☆ ☆ ☆ ☆ ☆ ☆ ☆

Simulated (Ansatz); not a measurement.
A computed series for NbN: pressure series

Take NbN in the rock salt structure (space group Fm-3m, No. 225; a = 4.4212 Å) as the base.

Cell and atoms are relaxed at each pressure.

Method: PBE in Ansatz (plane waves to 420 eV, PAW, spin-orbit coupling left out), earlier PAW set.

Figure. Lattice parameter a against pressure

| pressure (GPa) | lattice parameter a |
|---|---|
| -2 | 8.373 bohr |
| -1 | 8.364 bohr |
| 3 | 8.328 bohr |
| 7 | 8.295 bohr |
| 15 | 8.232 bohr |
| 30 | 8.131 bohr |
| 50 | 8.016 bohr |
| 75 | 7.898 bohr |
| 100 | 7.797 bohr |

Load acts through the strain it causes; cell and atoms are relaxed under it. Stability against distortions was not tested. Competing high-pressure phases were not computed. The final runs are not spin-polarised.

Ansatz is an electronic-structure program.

☆ ☆ ☆ ☆ ☆ ☆ ☆

◆ **Activity**: Copy exactly the lines above, starting at the opening line and finishing at the line in which "Load acts through" occurs.

◆ **Answer space**:
Simulated (Ansatz); not a measurement.
A computed series for NbN: pressure series

Take NbN in the rock salt structure (space group Fm-3m, No. 225; a = 4.4212 Å) as the base.

Cell and atoms are relaxed at each pressure.

Method: PBE in Ansatz (plane waves to 420 eV, PAW, spin-orbit coupling left out), earlier PAW set.

Figure. Lattice parameter a against pressure

| pressure (GPa) | lattice parameter a |
|---|---|
| -2 | 8.373 bohr |
| -1 | 8.364 bohr |
| 3 | 8.328 bohr |
| 7 | 8.295 bohr |
| 15 | 8.232 bohr |
| 30 | 8.131 bohr |
| 50 | 8.016 bohr |
| 75 | 7.898 bohr |
| 100 | 7.797 bohr |

Load acts through the strain it causes; cell and atoms are relaxed under it. Stability against distortions was not tested. Competing high-pressure phases were not computed. The final runs are not spin-polarised.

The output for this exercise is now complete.